• [Activity] Everything from the first line of the records below through the line containing "# InSe: moving In off its site" is to be retyped exactly; leave out the rest.

• [Entries shown]
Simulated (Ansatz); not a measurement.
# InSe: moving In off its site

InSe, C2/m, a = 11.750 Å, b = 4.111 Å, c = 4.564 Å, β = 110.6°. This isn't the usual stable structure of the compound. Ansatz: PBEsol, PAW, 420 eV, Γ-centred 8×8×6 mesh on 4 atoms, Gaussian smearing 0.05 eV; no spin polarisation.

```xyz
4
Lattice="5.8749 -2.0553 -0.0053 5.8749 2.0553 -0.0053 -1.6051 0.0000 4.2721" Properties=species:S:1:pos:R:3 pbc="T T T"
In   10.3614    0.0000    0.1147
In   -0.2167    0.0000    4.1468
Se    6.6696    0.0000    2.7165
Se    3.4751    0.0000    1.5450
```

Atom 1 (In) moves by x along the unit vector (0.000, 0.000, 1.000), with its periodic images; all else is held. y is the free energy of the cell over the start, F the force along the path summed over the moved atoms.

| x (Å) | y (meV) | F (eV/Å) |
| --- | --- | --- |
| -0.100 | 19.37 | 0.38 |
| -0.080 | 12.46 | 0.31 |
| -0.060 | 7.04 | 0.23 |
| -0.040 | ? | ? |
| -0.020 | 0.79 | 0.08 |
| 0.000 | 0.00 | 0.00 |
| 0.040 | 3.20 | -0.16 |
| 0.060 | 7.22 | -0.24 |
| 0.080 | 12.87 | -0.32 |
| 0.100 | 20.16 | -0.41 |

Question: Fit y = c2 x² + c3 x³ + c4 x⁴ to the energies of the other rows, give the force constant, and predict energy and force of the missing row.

• [Task output]
Simulated (Ansatz); not a measurement.
# InSe: moving In off its site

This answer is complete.